*Work task*. Write out again, please, the records below from the first line to the line holding "Dispersion | D4 |", inclusive, and nothing else.

*The data*.
%%

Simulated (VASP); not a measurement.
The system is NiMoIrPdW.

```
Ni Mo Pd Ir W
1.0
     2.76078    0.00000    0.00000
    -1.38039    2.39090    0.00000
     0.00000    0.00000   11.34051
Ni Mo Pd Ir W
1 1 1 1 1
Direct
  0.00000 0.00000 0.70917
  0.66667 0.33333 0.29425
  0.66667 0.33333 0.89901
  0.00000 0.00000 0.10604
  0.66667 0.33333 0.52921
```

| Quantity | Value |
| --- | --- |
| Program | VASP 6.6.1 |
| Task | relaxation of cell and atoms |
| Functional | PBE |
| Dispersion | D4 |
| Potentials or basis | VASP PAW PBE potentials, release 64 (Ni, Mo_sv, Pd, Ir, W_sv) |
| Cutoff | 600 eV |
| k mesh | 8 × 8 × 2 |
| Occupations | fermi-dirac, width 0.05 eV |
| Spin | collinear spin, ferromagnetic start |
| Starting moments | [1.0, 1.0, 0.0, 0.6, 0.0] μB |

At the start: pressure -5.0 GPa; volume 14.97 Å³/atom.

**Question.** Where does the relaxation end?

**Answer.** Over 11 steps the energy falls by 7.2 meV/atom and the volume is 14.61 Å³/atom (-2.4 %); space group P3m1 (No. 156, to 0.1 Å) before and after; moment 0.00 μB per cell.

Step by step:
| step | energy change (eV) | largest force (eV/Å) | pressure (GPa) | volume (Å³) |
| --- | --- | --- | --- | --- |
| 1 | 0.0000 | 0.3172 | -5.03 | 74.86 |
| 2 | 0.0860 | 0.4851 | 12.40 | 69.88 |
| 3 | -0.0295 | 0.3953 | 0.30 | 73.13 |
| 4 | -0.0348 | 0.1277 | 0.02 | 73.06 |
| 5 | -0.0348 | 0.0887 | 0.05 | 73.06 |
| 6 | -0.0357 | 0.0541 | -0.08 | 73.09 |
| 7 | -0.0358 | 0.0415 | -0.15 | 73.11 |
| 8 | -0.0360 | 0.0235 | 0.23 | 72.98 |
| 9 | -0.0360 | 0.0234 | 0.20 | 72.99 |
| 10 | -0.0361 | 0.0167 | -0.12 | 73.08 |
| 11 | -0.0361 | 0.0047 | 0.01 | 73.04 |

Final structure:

%%

*Response box*.
Simulated (VASP); not a measurement.
The system is NiMoIrPdW.

```
Ni Mo Pd Ir W
1.0
     2.76078    0.00000    0.00000
    -1.38039    2.39090    0.00000
     0.00000    0.00000   11.34051
Ni Mo Pd Ir W
1 1 1 1 1
Direct
  0.00000 0.00000 0.70917
  0.66667 0.33333 0.29425
  0.66667 0.33333 0.89901
  0.00000 0.00000 0.10604
  0.66667 0.33333 0.52921
```

| Quantity | Value |
| --- | --- |
| Program | VASP 6.6.1 |
| Task | relaxation of cell and atoms |
| Functional | PBE |
| Dispersion | D4 |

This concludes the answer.